- _ASSIGNED TASK_:
The lines to reproduce from the material below are those from the one containing "Computed values: HSE06" through the one containing "static r2SCAN lattice.", both included; write them out exactly and add nothing.

- _DATA_:
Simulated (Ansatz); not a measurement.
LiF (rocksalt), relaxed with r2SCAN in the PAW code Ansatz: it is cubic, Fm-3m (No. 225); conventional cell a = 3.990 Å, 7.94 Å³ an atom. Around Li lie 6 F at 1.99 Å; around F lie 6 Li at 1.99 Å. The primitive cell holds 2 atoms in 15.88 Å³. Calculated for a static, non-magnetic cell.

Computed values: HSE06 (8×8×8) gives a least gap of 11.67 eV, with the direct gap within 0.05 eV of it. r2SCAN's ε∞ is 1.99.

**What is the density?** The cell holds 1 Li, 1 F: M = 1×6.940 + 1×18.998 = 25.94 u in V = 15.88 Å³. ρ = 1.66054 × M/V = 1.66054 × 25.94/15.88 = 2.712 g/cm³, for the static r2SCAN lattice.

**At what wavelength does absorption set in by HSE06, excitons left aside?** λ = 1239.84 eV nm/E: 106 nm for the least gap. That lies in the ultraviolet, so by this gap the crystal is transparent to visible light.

- _RESPONSE BOX_:
Computed values: HSE06 (8×8×8) gives a least gap of 11.67 eV, with the direct gap within 0.05 eV of it. r2SCAN's ε∞ is 1.99.

**What is the density?** The cell holds 1 Li, 1 F: M = 1×6.940 + 1×18.998 = 25.94 u in V = 15.88 Å³. ρ = 1.66054 × M/V = 1.66054 × 25.94/15.88 = 2.712 g/cm³, for the static r2SCAN lattice.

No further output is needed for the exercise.